**RECORDS SUPPLIED:**
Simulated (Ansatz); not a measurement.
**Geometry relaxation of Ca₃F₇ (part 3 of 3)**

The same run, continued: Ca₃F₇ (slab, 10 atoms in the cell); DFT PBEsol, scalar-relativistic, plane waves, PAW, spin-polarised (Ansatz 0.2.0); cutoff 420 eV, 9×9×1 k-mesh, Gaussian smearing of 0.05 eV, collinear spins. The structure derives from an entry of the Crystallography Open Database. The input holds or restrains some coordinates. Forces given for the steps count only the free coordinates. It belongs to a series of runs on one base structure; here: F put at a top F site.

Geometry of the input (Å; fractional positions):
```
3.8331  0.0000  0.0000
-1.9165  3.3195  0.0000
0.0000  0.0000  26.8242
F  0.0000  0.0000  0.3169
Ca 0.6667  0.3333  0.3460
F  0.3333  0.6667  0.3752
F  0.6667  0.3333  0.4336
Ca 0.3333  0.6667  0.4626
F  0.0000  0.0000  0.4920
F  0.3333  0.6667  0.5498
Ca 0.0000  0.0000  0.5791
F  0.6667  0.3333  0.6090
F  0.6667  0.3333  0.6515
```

**ASSIGNMENT:**
Return the material exactly as it stands above, but only from its first line to the line containing "(part 3 of 3)**", both ends included.

**TASK RESPONSE:**
Simulated (Ansatz); not a measurement.
**Geometry relaxation of Ca₃F₇ (part 3 of 3)**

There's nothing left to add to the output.